____ RECORDED DATA
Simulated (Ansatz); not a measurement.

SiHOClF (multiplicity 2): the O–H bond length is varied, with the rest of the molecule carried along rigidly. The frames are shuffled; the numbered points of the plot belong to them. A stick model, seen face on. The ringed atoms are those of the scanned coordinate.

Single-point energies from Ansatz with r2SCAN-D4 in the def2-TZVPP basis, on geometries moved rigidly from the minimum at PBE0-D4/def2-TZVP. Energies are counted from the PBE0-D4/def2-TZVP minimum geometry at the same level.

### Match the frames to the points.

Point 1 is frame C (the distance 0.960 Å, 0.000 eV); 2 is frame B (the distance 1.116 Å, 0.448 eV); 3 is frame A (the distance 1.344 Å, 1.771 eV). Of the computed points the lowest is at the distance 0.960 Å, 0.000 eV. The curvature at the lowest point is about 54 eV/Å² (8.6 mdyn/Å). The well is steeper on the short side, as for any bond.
________

▶ [WORK TASK]
Without changing a word, restate the whole listing.

▶ [TASK RESPONSE]
Simulated (Ansatz); not a measurement.

SiHOClF (multiplicity 2): the O–H bond length is varied, with the rest of the molecule carried along rigidly. The frames are shuffled; the numbered points of the plot belong to them. A stick model, seen face on. The ringed atoms are those of the scanned coordinate.

Single-point energies from Ansatz with r2SCAN-D4 in the def2-TZVPP basis, on geometries moved rigidly from the minimum at PBE0-D4/def2-TZVP. Energies are counted from the PBE0-D4/def2-TZVP minimum geometry at the same level.

### Match the frames to the points.

Point 1 is frame C (the distance 0.960 Å, 0.000 eV); 2 is frame B (the distance 1.116 Å, 0.448 eV); 3 is frame A (the distance 1.344 Å, 1.771 eV). Of the computed points the lowest is at the distance 0.960 Å, 0.000 eV. The curvature at the lowest point is about 54 eV/Å² (8.6 mdyn/Å). The well is steeper on the short side, as for any bond.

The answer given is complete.